Work item:
Every line of the material below is to be printed again exactly.

Data section:
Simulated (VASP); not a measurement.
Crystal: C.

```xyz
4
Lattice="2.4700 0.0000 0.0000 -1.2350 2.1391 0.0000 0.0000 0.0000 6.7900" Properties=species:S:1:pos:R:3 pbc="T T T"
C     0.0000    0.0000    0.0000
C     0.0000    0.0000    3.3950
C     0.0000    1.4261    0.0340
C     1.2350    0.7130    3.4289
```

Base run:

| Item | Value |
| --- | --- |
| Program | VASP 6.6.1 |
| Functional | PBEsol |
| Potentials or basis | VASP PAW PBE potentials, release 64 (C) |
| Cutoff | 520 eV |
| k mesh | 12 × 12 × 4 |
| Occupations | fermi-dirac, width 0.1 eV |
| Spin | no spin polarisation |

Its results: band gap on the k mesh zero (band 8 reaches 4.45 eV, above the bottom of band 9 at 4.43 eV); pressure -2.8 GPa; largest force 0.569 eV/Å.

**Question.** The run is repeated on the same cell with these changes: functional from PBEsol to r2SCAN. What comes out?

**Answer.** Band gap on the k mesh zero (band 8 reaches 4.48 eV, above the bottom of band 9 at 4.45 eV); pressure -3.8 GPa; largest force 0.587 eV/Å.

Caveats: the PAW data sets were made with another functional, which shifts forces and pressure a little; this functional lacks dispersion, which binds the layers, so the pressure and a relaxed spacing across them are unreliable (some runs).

Problem solution:
Simulated (VASP); not a measurement.
Crystal: C.

```xyz
4
Lattice="2.4700 0.0000 0.0000 -1.2350 2.1391 0.0000 0.0000 0.0000 6.7900" Properties=species:S:1:pos:R:3 pbc="T T T"
C     0.0000    0.0000    0.0000
C     0.0000    0.0000    3.3950
C     0.0000    1.4261    0.0340
C     1.2350    0.7130    3.4289
```

Base run:

| Item | Value |
| --- | --- |
| Program | VASP 6.6.1 |
| Functional | PBEsol |
| Potentials or basis | VASP PAW PBE potentials, release 64 (C) |
| Cutoff | 520 eV |
| k mesh | 12 × 12 × 4 |
| Occupations | fermi-dirac, width 0.1 eV |
| Spin | no spin polarisation |

Its results: band gap on the k mesh zero (band 8 reaches 4.45 eV, above the bottom of band 9 at 4.43 eV); pressure -2.8 GPa; largest force 0.569 eV/Å.

**Question.** The run is repeated on the same cell with these changes: functional from PBEsol to r2SCAN. What comes out?

**Answer.** Band gap on the k mesh zero (band 8 reaches 4.48 eV, above the bottom of band 9 at 4.45 eV); pressure -3.8 GPa; largest force 0.587 eV/Å.

Caveats: the PAW data sets were made with another functional, which shifts forces and pressure a little; this functional lacks dispersion, which binds the layers, so the pressure and a relaxed spacing across them are unreliable (some runs).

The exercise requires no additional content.